*EXERCISE:* The complete listing below should be transcribed precisely.

━━ RECORDS SHOWN
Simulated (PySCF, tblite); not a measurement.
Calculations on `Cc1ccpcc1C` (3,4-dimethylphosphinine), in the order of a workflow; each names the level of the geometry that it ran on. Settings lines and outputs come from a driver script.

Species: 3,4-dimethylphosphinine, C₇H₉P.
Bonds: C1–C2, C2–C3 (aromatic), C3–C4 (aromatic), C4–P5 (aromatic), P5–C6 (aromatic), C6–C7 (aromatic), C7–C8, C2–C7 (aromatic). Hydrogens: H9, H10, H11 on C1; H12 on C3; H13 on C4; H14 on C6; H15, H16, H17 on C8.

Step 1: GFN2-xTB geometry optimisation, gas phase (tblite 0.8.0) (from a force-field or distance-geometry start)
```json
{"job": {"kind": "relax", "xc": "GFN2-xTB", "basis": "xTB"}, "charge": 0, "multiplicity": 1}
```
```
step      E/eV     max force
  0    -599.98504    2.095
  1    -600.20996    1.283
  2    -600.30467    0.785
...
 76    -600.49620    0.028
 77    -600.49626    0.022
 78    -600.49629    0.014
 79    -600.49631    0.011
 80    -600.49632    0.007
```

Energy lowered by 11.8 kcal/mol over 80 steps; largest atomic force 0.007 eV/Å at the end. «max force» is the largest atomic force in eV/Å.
━━━━

*YOUR SOLUTION:*
Simulated (PySCF, tblite); not a measurement.
Calculations on `Cc1ccpcc1C` (3,4-dimethylphosphinine), in the order of a workflow; each names the level of the geometry that it ran on. Settings lines and outputs come from a driver script.

Species: 3,4-dimethylphosphinine, C₇H₉P.
Bonds: C1–C2, C2–C3 (aromatic), C3–C4 (aromatic), C4–P5 (aromatic), P5–C6 (aromatic), C6–C7 (aromatic), C7–C8, C2–C7 (aromatic). Hydrogens: H9, H10, H11 on C1; H12 on C3; H13 on C4; H14 on C6; H15, H16, H17 on C8.

Step 1: GFN2-xTB geometry optimisation, gas phase (tblite 0.8.0) (from a force-field or distance-geometry start)
```json
{"job": {"kind": "relax", "xc": "GFN2-xTB", "basis": "xTB"}, "charge": 0, "multiplicity": 1}
```
```
step      E/eV     max force
  0    -599.98504    2.095
  1    -600.20996    1.283
  2    -600.30467    0.785
...
 76    -600.49620    0.028
 77    -600.49626    0.022
 78    -600.49629    0.014
 79    -600.49631    0.011
 80    -600.49632    0.007
```

Energy lowered by 11.8 kcal/mol over 80 steps; largest atomic force 0.007 eV/Å at the end. «max force» is the largest atomic force in eV/Å.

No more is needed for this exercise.